Work item:
Repeat the entries. Each one must match exactly.

-- Opening Marker --
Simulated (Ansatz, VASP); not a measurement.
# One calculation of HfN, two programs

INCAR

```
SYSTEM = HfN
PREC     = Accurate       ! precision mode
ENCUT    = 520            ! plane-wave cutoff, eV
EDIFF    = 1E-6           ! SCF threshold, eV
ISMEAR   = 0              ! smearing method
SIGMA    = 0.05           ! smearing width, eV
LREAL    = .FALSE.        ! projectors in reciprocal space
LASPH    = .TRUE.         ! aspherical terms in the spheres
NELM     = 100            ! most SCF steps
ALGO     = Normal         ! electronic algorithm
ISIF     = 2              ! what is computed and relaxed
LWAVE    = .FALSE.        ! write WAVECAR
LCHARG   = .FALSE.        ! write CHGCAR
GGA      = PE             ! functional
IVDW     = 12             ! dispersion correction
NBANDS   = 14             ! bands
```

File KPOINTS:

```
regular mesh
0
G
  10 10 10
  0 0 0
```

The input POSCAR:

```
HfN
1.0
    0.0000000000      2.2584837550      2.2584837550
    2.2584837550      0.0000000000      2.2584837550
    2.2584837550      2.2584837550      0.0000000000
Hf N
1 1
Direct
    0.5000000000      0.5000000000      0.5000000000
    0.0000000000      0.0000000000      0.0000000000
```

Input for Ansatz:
-- Closing Marker --

Answer box:
Simulated (Ansatz, VASP); not a measurement.
# One calculation of HfN, two programs

INCAR

```
SYSTEM = HfN
PREC     = Accurate       ! precision mode
ENCUT    = 520            ! plane-wave cutoff, eV
EDIFF    = 1E-6           ! SCF threshold, eV
ISMEAR   = 0              ! smearing method
SIGMA    = 0.05           ! smearing width, eV
LREAL    = .FALSE.        ! projectors in reciprocal space
LASPH    = .TRUE.         ! aspherical terms in the spheres
NELM     = 100            ! most SCF steps
ALGO     = Normal         ! electronic algorithm
ISIF     = 2              ! what is computed and relaxed
LWAVE    = .FALSE.        ! write WAVECAR
LCHARG   = .FALSE.        ! write CHGCAR
GGA      = PE             ! functional
IVDW     = 12             ! dispersion correction
NBANDS   = 14             ! bands
```

File KPOINTS:

```
regular mesh
0
G
  10 10 10
  0 0 0
```

The input POSCAR:

```
HfN
1.0
    0.0000000000      2.2584837550      2.2584837550
    2.2584837550      0.0000000000      2.2584837550
    2.2584837550      2.2584837550      0.0000000000
Hf N
1 1
Direct
    0.5000000000      0.5000000000      0.5000000000
    0.0000000000      0.0000000000      0.0000000000
```

Input for Ansatz:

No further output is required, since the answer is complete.